● Supplied material:
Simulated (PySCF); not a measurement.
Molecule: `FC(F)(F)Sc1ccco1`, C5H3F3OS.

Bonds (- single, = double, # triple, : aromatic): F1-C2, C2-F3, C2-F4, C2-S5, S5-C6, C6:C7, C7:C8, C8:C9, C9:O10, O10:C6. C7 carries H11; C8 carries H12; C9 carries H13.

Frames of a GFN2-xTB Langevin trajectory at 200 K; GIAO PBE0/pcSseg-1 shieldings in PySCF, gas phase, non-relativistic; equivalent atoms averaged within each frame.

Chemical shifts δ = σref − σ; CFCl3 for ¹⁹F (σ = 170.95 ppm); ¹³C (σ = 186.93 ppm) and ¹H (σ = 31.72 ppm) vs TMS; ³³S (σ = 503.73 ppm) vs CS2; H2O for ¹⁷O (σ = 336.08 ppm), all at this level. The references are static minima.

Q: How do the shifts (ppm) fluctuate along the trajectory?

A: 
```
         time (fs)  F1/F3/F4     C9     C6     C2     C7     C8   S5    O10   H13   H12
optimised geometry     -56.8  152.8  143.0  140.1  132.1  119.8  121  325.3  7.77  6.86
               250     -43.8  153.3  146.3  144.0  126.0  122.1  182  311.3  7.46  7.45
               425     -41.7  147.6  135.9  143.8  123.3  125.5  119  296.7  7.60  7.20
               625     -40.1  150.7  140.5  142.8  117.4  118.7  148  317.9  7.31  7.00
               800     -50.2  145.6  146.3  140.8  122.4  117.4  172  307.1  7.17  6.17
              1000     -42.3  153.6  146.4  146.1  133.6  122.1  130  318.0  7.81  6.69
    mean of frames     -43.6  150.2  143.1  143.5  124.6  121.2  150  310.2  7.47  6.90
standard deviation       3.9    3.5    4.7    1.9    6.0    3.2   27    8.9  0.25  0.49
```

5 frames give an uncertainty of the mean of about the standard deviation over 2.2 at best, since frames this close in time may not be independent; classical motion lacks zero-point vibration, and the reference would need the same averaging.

● Work request: Only the lines from the beginning of the listing through the line containing "Bonds (- single, = double, #" are wanted, each restated word for word.

● Written reply:
Simulated (PySCF); not a measurement.
Molecule: `FC(F)(F)Sc1ccco1`, C5H3F3OS.

Bonds (- single, = double, # triple, : aromatic): F1-C2, C2-F3, C2-F4, C2-S5, S5-C6, C6:C7, C7:C8, C8:C9, C9:O10, O10:C6. C7 carries H11; C8 carries H12; C9 carries H13.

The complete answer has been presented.